DATASET CONTENT:
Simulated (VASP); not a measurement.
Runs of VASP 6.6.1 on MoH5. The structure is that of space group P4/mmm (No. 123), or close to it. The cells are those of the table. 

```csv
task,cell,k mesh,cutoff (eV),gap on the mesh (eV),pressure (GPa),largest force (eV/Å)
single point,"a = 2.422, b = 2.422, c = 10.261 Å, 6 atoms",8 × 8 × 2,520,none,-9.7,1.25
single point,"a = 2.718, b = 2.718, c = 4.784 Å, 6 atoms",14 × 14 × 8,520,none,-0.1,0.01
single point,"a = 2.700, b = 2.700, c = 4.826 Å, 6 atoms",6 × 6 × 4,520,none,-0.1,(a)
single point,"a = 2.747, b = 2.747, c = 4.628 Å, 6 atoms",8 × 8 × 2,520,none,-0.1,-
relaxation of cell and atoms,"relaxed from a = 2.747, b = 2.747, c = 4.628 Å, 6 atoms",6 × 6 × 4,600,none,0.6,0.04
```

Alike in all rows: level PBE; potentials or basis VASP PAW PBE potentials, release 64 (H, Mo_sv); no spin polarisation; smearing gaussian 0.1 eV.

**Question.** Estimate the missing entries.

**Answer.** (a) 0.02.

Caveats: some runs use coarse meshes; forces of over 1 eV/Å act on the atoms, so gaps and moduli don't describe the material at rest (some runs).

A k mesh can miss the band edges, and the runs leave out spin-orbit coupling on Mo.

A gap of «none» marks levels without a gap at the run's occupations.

ASSIGNMENT:
Lines from the start of the material through the line containing "A k mesh can" are wanted. Write them out exactly.

ANSWER SECTION:
Simulated (VASP); not a measurement.
Runs of VASP 6.6.1 on MoH5. The structure is that of space group P4/mmm (No. 123), or close to it. The cells are those of the table. 

```csv
task,cell,k mesh,cutoff (eV),gap on the mesh (eV),pressure (GPa),largest force (eV/Å)
single point,"a = 2.422, b = 2.422, c = 10.261 Å, 6 atoms",8 × 8 × 2,520,none,-9.7,1.25
single point,"a = 2.718, b = 2.718, c = 4.784 Å, 6 atoms",14 × 14 × 8,520,none,-0.1,0.01
single point,"a = 2.700, b = 2.700, c = 4.826 Å, 6 atoms",6 × 6 × 4,520,none,-0.1,(a)
single point,"a = 2.747, b = 2.747, c = 4.628 Å, 6 atoms",8 × 8 × 2,520,none,-0.1,-
relaxation of cell and atoms,"relaxed from a = 2.747, b = 2.747, c = 4.628 Å, 6 atoms",6 × 6 × 4,600,none,0.6,0.04
```

Alike in all rows: level PBE; potentials or basis VASP PAW PBE potentials, release 64 (H, Mo_sv); no spin polarisation; smearing gaussian 0.1 eV.

**Question.** Estimate the missing entries.

**Answer.** (a) 0.02.

Caveats: some runs use coarse meshes; forces of over 1 eV/Å act on the atoms, so gaps and moduli don't describe the material at rest (some runs).

A k mesh can miss the band edges, and the runs leave out spin-orbit coupling on Mo.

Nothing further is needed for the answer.